* [Work instruction] Using the entries below, output each line exactly from the first through the one that contains "The numbers come".

* [Dataset records]
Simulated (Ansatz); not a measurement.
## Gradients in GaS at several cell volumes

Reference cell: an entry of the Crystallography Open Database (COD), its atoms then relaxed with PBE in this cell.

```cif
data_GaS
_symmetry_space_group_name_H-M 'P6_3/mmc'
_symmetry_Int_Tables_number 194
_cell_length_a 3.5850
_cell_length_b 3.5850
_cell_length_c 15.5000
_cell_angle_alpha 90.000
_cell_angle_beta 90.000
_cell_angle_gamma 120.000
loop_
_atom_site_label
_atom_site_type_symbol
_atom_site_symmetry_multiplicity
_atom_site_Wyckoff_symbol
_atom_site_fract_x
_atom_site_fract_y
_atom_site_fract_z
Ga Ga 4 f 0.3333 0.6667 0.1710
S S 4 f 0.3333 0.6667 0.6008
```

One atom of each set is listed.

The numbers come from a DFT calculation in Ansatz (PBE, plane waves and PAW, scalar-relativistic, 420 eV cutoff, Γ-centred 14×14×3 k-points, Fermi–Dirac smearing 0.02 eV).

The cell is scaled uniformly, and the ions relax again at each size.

* [Task answer]
Simulated (Ansatz); not a measurement.
## Gradients in GaS at several cell volumes

Reference cell: an entry of the Crystallography Open Database (COD), its atoms then relaxed with PBE in this cell.

```cif
data_GaS
_symmetry_space_group_name_H-M 'P6_3/mmc'
_symmetry_Int_Tables_number 194
_cell_length_a 3.5850
_cell_length_b 3.5850
_cell_length_c 15.5000
_cell_angle_alpha 90.000
_cell_angle_beta 90.000
_cell_angle_gamma 120.000
loop_
_atom_site_label
_atom_site_type_symbol
_atom_site_symmetry_multiplicity
_atom_site_Wyckoff_symbol
_atom_site_fract_x
_atom_site_fract_y
_atom_site_fract_z
Ga Ga 4 f 0.3333 0.6667 0.1710
S S 4 f 0.3333 0.6667 0.6008
```

One atom of each set is listed.

The numbers come from a DFT calculation in Ansatz (PBE, plane waves and PAW, scalar-relativistic, 420 eV cutoff, Γ-centred 14×14×3 k-points, Fermi–Dirac smearing 0.02 eV).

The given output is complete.